________________________________________
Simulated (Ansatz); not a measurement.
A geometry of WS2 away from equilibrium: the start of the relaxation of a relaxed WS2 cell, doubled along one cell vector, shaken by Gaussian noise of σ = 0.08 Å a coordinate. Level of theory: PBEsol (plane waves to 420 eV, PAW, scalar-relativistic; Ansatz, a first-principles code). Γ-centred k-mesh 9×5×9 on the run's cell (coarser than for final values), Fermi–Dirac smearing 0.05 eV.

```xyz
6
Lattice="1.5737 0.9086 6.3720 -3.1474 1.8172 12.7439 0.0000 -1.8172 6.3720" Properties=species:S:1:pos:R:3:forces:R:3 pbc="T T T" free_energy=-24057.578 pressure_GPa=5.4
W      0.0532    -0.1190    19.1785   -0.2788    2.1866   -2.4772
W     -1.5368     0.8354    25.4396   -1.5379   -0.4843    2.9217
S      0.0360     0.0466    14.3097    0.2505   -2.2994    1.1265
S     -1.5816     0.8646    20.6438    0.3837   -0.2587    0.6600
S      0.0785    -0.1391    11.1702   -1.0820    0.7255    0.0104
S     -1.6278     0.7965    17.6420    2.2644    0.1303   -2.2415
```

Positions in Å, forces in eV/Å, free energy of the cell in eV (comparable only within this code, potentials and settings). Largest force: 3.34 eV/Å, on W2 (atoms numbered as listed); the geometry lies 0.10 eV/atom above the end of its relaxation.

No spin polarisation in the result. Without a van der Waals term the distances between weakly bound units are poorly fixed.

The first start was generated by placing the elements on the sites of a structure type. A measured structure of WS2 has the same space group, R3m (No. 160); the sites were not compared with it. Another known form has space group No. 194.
________________________________________

I'd like the lines above from the one with "A geometry of" up to and including the one with "Positions in Å, forces" copied exactly, with no other lines.

A geometry of WS2 away from equilibrium: the start of the relaxation of a relaxed WS2 cell, doubled along one cell vector, shaken by Gaussian noise of σ = 0.08 Å a coordinate. Level of theory: PBEsol (plane waves to 420 eV, PAW, scalar-relativistic; Ansatz, a first-principles code). Γ-centred k-mesh 9×5×9 on the run's cell (coarser than for final values), Fermi–Dirac smearing 0.05 eV.

```xyz
6
Lattice="1.5737 0.9086 6.3720 -3.1474 1.8172 12.7439 0.0000 -1.8172 6.3720" Properties=species:S:1:pos:R:3:forces:R:3 pbc="T T T" free_energy=-24057.578 pressure_GPa=5.4
W      0.0532    -0.1190    19.1785   -0.2788    2.1866   -2.4772
W     -1.5368     0.8354    25.4396   -1.5379   -0.4843    2.9217
S      0.0360     0.0466    14.3097    0.2505   -2.2994    1.1265
S     -1.5816     0.8646    20.6438    0.3837   -0.2587    0.6600
S      0.0785    -0.1391    11.1702   -1.0820    0.7255    0.0104
S     -1.6278     0.7965    17.6420    2.2644    0.1303   -2.2415
```

Positions in Å, forces in eV/Å, free energy of the cell in eV (comparable only within this code, potentials and settings). Largest force: 3.34 eV/Å, on W2 (atoms numbered as listed); the geometry lies 0.10 eV/atom above the end of its relaxation.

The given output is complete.